Write out every entry word for word.

***** Supplied information *****

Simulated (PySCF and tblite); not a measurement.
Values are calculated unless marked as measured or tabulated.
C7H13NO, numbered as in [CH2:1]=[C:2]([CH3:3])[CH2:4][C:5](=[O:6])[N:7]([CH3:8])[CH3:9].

*****

◆ **Written reply**
Simulated (PySCF and tblite); not a measurement.
Values are calculated unless marked as measured or tabulated.
C7H13NO, numbered as in [CH2:1]=[C:2]([CH3:3])[CH2:4][C:5](=[O:6])[N:7]([CH3:8])[CH3:9].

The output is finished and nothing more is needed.